=== Section Start ===

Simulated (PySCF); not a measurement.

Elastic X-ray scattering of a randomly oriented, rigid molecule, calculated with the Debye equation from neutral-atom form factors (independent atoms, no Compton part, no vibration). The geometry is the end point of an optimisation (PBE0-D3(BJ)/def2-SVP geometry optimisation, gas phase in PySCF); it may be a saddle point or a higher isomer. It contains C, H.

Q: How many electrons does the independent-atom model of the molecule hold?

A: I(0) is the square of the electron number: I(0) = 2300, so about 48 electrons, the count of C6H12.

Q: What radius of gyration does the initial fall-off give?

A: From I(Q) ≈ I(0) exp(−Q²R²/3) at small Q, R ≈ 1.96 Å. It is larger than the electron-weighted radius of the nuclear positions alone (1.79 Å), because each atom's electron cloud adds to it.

=== Section End ===

Work order >>
Everything above from the line containing "Q: How many" down to the line containing "Q: What radius" should be copied exactly, both end lines included, and nothing else.

Your solution >>
Q: How many electrons does the independent-atom model of the molecule hold?

A: I(0) is the square of the electron number: I(0) = 2300, so about 48 electrons, the count of C6H12.

Q: What radius of gyration does the initial fall-off give?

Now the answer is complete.